WORK ITEM: Reproduce this listing from its first line through the line with "Gas-phase reaction: GeCl₂", inclusive, leaving out all that follows.

■ ■ ■ ■

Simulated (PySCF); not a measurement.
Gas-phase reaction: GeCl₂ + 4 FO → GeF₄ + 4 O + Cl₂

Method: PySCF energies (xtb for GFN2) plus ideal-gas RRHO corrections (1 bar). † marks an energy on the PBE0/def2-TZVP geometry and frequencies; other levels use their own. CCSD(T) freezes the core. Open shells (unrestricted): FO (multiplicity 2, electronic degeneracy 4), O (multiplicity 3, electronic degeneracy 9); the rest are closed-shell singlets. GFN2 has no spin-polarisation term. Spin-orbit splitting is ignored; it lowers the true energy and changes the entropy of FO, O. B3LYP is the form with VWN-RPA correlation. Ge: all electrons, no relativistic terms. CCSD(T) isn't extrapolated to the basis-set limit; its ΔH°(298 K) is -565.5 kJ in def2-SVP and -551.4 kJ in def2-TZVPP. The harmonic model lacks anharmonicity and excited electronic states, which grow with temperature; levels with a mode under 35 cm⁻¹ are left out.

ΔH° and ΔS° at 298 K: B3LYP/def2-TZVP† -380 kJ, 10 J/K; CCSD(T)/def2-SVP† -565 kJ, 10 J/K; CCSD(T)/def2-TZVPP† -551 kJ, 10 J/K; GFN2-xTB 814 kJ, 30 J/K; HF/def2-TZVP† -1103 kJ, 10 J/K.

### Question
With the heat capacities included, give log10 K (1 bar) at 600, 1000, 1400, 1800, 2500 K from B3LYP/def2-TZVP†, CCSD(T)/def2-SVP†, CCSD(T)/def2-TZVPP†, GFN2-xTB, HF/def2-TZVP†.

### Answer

■ ■ ■ ■

ANSWER SPACE:
Simulated (PySCF); not a measurement.
Gas-phase reaction: GeCl₂ + 4 FO → GeF₄ + 4 O + Cl₂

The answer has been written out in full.